Work item
Every line of the listing is to be returned exactly as given.

** Information follows **

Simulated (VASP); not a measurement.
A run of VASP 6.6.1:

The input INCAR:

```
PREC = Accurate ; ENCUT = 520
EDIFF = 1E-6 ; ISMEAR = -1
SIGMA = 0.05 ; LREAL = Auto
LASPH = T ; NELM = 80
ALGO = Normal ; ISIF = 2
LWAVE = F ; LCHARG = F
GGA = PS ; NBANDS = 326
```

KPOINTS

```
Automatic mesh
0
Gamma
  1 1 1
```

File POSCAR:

** End of Information **

Worked solution
Simulated (VASP); not a measurement.
A run of VASP 6.6.1:

The input INCAR:

```
PREC = Accurate ; ENCUT = 520
EDIFF = 1E-6 ; ISMEAR = -1
SIGMA = 0.05 ; LREAL = Auto
LASPH = T ; NELM = 80
ALGO = Normal ; ISIF = 2
LWAVE = F ; LCHARG = F
GGA = PS ; NBANDS = 326
```

KPOINTS

```
Automatic mesh
0
Gamma
  1 1 1
```

File POSCAR:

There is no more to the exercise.